[THE DATA]
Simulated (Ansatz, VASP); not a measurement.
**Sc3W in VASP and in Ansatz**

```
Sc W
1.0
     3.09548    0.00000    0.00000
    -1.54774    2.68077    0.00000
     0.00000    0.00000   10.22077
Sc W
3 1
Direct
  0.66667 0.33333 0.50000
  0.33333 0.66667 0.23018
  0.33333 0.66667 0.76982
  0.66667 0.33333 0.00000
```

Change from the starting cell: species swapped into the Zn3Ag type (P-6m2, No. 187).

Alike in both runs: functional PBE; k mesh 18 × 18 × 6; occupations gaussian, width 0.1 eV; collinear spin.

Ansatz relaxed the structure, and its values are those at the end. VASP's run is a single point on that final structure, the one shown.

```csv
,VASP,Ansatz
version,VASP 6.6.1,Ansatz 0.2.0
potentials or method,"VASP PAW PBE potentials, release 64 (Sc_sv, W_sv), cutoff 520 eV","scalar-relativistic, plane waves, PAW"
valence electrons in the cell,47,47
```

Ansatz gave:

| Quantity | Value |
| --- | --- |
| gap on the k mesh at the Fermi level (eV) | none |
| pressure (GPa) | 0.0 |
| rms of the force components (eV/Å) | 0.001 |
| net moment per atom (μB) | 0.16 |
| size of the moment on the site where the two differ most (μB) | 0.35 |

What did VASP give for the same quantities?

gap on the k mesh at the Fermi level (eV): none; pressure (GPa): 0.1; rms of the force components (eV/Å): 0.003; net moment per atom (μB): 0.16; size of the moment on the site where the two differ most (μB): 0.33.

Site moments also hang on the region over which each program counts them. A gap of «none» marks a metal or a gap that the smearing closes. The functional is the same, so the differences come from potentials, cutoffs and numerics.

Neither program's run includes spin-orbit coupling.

[WORK ORDER]
Quote the listing above from its first line to the line with "(eV/Å) | 0.001 |", inclusive, and add nothing.

[ANSWER SECTION]
Simulated (Ansatz, VASP); not a measurement.
**Sc3W in VASP and in Ansatz**

```
Sc W
1.0
     3.09548    0.00000    0.00000
    -1.54774    2.68077    0.00000
     0.00000    0.00000   10.22077
Sc W
3 1
Direct
  0.66667 0.33333 0.50000
  0.33333 0.66667 0.23018
  0.33333 0.66667 0.76982
  0.66667 0.33333 0.00000
```

Change from the starting cell: species swapped into the Zn3Ag type (P-6m2, No. 187).

Alike in both runs: functional PBE; k mesh 18 × 18 × 6; occupations gaussian, width 0.1 eV; collinear spin.

Ansatz relaxed the structure, and its values are those at the end. VASP's run is a single point on that final structure, the one shown.

```csv
,VASP,Ansatz
version,VASP 6.6.1,Ansatz 0.2.0
potentials or method,"VASP PAW PBE potentials, release 64 (Sc_sv, W_sv), cutoff 520 eV","scalar-relativistic, plane waves, PAW"
valence electrons in the cell,47,47
```

Ansatz gave:

| Quantity | Value |
| --- | --- |
| gap on the k mesh at the Fermi level (eV) | none |
| pressure (GPa) | 0.0 |
| rms of the force components (eV/Å) | 0.001 |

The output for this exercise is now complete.